===== INPUT DATA =====

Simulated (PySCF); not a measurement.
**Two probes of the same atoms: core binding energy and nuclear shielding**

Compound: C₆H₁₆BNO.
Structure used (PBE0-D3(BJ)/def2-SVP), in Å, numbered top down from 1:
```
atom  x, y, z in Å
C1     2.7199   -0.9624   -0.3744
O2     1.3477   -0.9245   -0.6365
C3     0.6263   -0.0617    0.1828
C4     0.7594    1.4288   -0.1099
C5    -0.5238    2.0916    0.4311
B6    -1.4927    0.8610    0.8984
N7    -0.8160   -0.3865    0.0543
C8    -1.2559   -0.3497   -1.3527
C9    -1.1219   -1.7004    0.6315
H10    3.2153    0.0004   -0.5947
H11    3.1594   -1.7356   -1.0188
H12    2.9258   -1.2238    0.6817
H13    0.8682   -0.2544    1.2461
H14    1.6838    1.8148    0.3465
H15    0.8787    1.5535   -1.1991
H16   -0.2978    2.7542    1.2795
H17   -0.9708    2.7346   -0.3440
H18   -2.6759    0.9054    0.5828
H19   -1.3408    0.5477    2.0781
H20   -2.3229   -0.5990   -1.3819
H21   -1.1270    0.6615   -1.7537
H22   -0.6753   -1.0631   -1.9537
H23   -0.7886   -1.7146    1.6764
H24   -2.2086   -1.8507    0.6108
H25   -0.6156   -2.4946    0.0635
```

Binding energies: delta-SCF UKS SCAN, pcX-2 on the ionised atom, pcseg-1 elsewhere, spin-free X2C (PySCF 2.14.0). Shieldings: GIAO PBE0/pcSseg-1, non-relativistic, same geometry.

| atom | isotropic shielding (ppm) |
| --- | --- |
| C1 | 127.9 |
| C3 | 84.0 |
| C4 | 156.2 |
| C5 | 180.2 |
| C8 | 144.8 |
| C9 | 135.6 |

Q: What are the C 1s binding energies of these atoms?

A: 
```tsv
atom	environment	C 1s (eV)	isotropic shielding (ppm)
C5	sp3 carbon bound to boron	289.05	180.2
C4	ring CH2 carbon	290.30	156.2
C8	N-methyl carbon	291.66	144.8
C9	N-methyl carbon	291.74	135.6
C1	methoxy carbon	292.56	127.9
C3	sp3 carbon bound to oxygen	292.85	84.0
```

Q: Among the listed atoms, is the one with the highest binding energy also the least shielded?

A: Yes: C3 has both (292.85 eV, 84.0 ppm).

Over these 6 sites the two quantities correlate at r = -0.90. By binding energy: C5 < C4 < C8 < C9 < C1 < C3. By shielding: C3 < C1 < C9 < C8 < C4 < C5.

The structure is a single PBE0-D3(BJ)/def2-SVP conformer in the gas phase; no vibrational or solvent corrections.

=====

From the entries above, print the lines beginning at the one with "C3 | 84.0 |" and stopping after the one with "Over these 6", exactly as written and with nothing else.

| C3 | 84.0 |
| C4 | 156.2 |
| C5 | 180.2 |
| C8 | 144.8 |
| C9 | 135.6 |

Q: What are the C 1s binding energies of these atoms?

A: 
```tsv
atom	environment	C 1s (eV)	isotropic shielding (ppm)
C5	sp3 carbon bound to boron	289.05	180.2
C4	ring CH2 carbon	290.30	156.2
C8	N-methyl carbon	291.66	144.8
C9	N-methyl carbon	291.74	135.6
C1	methoxy carbon	292.56	127.9
C3	sp3 carbon bound to oxygen	292.85	84.0
```

Q: Among the listed atoms, is the one with the highest binding energy also the least shielded?

A: Yes: C3 has both (292.85 eV, 84.0 ppm).

Over these 6 sites the two quantities correlate at r = -0.90. By binding energy: C5 < C4 < C8 < C9 < C1 < C3. By shielding: C3 < C1 < C9 < C8 < C4 < C5.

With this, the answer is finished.